● Record excerpts:
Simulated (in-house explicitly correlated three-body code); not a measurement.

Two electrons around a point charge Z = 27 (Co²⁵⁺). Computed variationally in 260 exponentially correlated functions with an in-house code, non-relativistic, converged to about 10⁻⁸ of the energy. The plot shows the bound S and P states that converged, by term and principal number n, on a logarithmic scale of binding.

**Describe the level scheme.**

● Work instruction:
Every record above needs to be given again exactly.

● Response box:
Simulated (in-house explicitly correlated three-body code); not a measurement.

Two electrons around a point charge Z = 27 (Co²⁵⁺). Computed variationally in 260 exponentially correlated functions with an in-house code, non-relativistic, converged to about 10⁻⁸ of the energy. The plot shows the bound S and P states that converged, by term and principal number n, on a logarithmic scale of binding.

**Describe the level scheme.**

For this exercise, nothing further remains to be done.